• _Assigned task_
When you reach the records below, repeat each one exactly as written.

• _Data provided_
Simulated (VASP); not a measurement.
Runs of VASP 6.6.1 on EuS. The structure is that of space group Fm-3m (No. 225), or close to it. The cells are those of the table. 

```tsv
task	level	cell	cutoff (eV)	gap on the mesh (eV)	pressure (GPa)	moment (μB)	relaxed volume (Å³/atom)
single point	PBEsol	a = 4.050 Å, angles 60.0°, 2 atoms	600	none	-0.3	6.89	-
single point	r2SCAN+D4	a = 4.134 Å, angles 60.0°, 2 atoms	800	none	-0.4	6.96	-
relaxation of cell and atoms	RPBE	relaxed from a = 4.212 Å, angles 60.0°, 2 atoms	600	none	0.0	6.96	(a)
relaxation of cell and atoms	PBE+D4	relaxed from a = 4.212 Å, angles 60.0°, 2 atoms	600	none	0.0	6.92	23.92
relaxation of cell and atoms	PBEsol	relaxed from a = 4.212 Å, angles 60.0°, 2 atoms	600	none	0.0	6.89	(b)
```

• _Answer box_
Simulated (VASP); not a measurement.
Runs of VASP 6.6.1 on EuS. The structure is that of space group Fm-3m (No. 225), or close to it. The cells are those of the table. 

```tsv
task	level	cell	cutoff (eV)	gap on the mesh (eV)	pressure (GPa)	moment (μB)	relaxed volume (Å³/atom)
single point	PBEsol	a = 4.050 Å, angles 60.0°, 2 atoms	600	none	-0.3	6.89	-
single point	r2SCAN+D4	a = 4.134 Å, angles 60.0°, 2 atoms	800	none	-0.4	6.96	-
relaxation of cell and atoms	RPBE	relaxed from a = 4.212 Å, angles 60.0°, 2 atoms	600	none	0.0	6.96	(a)
relaxation of cell and atoms	PBE+D4	relaxed from a = 4.212 Å, angles 60.0°, 2 atoms	600	none	0.0	6.92	23.92
relaxation of cell and atoms	PBEsol	relaxed from a = 4.212 Å, angles 60.0°, 2 atoms	600	none	0.0	6.89	(b)
```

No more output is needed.